╔══
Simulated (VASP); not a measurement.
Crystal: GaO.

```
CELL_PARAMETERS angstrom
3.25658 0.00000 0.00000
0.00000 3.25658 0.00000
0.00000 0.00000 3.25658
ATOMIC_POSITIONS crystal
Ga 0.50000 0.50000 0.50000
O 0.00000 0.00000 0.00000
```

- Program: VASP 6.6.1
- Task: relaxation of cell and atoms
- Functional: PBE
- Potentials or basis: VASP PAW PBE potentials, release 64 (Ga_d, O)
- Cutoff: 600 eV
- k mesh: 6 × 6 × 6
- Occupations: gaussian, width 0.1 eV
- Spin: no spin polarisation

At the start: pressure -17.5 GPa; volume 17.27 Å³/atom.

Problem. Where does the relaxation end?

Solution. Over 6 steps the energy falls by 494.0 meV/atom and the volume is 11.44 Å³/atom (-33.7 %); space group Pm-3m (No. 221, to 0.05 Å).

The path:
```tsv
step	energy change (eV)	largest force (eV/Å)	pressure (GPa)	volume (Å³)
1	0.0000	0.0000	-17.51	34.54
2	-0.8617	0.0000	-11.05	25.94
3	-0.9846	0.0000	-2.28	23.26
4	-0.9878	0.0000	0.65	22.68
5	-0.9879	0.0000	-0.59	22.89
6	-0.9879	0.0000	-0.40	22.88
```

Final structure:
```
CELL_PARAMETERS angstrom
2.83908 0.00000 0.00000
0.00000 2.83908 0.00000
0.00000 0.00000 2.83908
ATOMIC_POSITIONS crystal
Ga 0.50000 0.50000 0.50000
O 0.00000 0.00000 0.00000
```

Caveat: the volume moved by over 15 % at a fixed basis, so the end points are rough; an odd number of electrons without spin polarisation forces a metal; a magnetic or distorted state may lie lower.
╚══

Work request: Looking back over the data above, restate word for word the lines that begin at the line with "- k mesh: 6 × 6 × 6" and end at the line with "Solution. Over 6", inclusive.

Exercise result:
- k mesh: 6 × 6 × 6
- Occupations: gaussian, width 0.1 eV
- Spin: no spin polarisation

At the start: pressure -17.5 GPa; volume 17.27 Å³/atom.

Problem. Where does the relaxation end?

Solution. Over 6 steps the energy falls by 494.0 meV/atom and the volume is 11.44 Å³/atom (-33.7 %); space group Pm-3m (No. 221, to 0.05 Å).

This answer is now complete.